Activity:
Repeat the listing below line for line, exactly as shown.

Recorded information Start Marker

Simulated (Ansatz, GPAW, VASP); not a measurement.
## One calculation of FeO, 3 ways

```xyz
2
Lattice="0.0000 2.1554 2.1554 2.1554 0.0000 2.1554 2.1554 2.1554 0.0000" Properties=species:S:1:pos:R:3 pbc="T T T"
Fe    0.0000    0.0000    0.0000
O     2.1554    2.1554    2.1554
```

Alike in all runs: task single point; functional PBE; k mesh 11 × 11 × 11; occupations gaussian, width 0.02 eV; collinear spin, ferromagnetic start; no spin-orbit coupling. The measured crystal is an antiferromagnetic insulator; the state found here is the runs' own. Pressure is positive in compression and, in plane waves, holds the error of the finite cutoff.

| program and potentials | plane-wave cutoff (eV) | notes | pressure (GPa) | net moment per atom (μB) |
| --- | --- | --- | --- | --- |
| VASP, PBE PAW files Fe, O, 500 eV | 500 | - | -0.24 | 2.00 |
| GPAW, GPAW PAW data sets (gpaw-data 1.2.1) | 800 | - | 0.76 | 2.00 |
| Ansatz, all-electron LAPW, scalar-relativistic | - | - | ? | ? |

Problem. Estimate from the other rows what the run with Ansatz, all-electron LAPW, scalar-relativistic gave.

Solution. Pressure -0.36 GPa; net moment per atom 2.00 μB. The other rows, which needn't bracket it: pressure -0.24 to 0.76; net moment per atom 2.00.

Recorded information End Marker

Answer box:
Simulated (Ansatz, GPAW, VASP); not a measurement.
## One calculation of FeO, 3 ways

```xyz
2
Lattice="0.0000 2.1554 2.1554 2.1554 0.0000 2.1554 2.1554 2.1554 0.0000" Properties=species:S:1:pos:R:3 pbc="T T T"
Fe    0.0000    0.0000    0.0000
O     2.1554    2.1554    2.1554
```

Alike in all runs: task single point; functional PBE; k mesh 11 × 11 × 11; occupations gaussian, width 0.02 eV; collinear spin, ferromagnetic start; no spin-orbit coupling. The measured crystal is an antiferromagnetic insulator; the state found here is the runs' own. Pressure is positive in compression and, in plane waves, holds the error of the finite cutoff.

| program and potentials | plane-wave cutoff (eV) | notes | pressure (GPa) | net moment per atom (μB) |
| --- | --- | --- | --- | --- |
| VASP, PBE PAW files Fe, O, 500 eV | 500 | - | -0.24 | 2.00 |
| GPAW, GPAW PAW data sets (gpaw-data 1.2.1) | 800 | - | 0.76 | 2.00 |
| Ansatz, all-electron LAPW, scalar-relativistic | - | - | ? | ? |

Problem. Estimate from the other rows what the run with Ansatz, all-electron LAPW, scalar-relativistic gave.

Solution. Pressure -0.36 GPa; net moment per atom 2.00 μB. The other rows, which needn't bracket it: pressure -0.24 to 0.76; net moment per atom 2.00.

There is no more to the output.